*WORK TASK:*
Repeat only the stretch of lines below that runs from the line with "The start comes" through the line with "The calculation used", unaltered.

*DATA PROVIDED:*
:::

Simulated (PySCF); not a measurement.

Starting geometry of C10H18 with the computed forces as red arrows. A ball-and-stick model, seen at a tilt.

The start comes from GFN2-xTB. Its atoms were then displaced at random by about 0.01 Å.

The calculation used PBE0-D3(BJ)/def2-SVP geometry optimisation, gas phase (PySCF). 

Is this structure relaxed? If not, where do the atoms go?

:::

*WRITTEN RESPONSE:*
The start comes from GFN2-xTB. Its atoms were then displaced at random by about 0.01 Å.

The calculation used PBE0-D3(BJ)/def2-SVP geometry optimisation, gas phase (PySCF). 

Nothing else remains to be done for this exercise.